-- Dataset extract follows --

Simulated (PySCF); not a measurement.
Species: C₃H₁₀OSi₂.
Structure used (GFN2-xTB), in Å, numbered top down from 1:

-- Dataset extract concluded --

# [Brief]
The entries above are to be output exactly as they appear.

# [Exercise output]
Simulated (PySCF); not a measurement.
Species: C₃H₁₀OSi₂.
Structure used (GFN2-xTB), in Å, numbered top down from 1:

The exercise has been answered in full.